▶ **WORK TASK**: Could you extract every entry below and reproduce it exactly?

▶ **AVAILABLE DATA**:
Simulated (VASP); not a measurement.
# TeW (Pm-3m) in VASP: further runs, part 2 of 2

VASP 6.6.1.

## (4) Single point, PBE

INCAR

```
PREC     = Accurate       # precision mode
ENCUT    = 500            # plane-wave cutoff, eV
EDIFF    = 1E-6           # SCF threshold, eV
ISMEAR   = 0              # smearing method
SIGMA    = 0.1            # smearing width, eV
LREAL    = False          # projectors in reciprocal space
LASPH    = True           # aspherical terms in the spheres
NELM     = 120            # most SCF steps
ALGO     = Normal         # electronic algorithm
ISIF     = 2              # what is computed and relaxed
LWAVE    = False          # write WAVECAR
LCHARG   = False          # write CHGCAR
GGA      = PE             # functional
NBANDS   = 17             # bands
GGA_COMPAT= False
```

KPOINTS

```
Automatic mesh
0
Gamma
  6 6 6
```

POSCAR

▶ **RESULT**:
Simulated (VASP); not a measurement.
# TeW (Pm-3m) in VASP: further runs, part 2 of 2

VASP 6.6.1.

## (4) Single point, PBE

INCAR

```
PREC     = Accurate       # precision mode
ENCUT    = 500            # plane-wave cutoff, eV
EDIFF    = 1E-6           # SCF threshold, eV
ISMEAR   = 0              # smearing method
SIGMA    = 0.1            # smearing width, eV
LREAL    = False          # projectors in reciprocal space
LASPH    = True           # aspherical terms in the spheres
NELM     = 120            # most SCF steps
ALGO     = Normal         # electronic algorithm
ISIF     = 2              # what is computed and relaxed
LWAVE    = False          # write WAVECAR
LCHARG   = False          # write CHGCAR
GGA      = PE             # functional
NBANDS   = 17             # bands
GGA_COMPAT= False
```

KPOINTS

```
Automatic mesh
0
Gamma
  6 6 6
```

POSCAR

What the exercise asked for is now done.